▸ Data shown:
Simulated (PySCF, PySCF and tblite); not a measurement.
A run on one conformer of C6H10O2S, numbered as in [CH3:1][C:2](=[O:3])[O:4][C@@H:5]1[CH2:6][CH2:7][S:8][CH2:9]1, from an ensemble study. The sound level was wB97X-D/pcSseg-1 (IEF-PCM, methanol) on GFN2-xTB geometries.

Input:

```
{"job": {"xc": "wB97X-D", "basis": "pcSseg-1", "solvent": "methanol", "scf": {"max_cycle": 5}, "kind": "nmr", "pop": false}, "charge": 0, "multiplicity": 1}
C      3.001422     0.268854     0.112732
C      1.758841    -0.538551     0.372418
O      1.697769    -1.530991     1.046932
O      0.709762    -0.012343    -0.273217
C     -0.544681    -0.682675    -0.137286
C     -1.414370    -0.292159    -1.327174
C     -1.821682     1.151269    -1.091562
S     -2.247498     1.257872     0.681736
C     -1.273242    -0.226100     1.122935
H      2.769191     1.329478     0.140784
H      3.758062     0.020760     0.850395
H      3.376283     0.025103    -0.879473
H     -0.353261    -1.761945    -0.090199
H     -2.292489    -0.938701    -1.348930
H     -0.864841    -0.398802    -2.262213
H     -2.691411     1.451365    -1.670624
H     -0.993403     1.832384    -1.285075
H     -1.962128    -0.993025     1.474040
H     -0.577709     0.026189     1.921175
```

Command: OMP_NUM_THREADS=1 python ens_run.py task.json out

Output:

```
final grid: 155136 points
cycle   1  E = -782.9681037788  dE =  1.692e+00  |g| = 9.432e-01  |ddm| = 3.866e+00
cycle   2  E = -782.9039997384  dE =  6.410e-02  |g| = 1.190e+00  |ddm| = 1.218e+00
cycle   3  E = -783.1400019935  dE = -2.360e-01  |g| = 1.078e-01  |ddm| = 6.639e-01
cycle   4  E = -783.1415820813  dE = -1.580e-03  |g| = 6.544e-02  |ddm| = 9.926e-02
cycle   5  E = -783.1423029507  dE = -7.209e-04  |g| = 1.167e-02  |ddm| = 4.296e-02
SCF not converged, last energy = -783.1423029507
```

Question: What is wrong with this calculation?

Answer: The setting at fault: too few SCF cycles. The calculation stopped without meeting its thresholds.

▸ Work order: Would you please reproduce the records above exactly, only from their first line through the line holding "Command: OMP_NUM_THREADS=1 python", with both ends included?

▸ Response area:
Simulated (PySCF, PySCF and tblite); not a measurement.
A run on one conformer of C6H10O2S, numbered as in [CH3:1][C:2](=[O:3])[O:4][C@@H:5]1[CH2:6][CH2:7][S:8][CH2:9]1, from an ensemble study. The sound level was wB97X-D/pcSseg-1 (IEF-PCM, methanol) on GFN2-xTB geometries.

Input:

```
{"job": {"xc": "wB97X-D", "basis": "pcSseg-1", "solvent": "methanol", "scf": {"max_cycle": 5}, "kind": "nmr", "pop": false}, "charge": 0, "multiplicity": 1}
C      3.001422     0.268854     0.112732
C      1.758841    -0.538551     0.372418
O      1.697769    -1.530991     1.046932
O      0.709762    -0.012343    -0.273217
C     -0.544681    -0.682675    -0.137286
C     -1.414370    -0.292159    -1.327174
C     -1.821682     1.151269    -1.091562
S     -2.247498     1.257872     0.681736
C     -1.273242    -0.226100     1.122935
H      2.769191     1.329478     0.140784
H      3.758062     0.020760     0.850395
H      3.376283     0.025103    -0.879473
H     -0.353261    -1.761945    -0.090199
H     -2.292489    -0.938701    -1.348930
H     -0.864841    -0.398802    -2.262213
H     -2.691411     1.451365    -1.670624
H     -0.993403     1.832384    -1.285075
H     -1.962128    -0.993025     1.474040
H     -0.577709     0.026189     1.921175
```

Command: OMP_NUM_THREADS=1 python ens_run.py task.json out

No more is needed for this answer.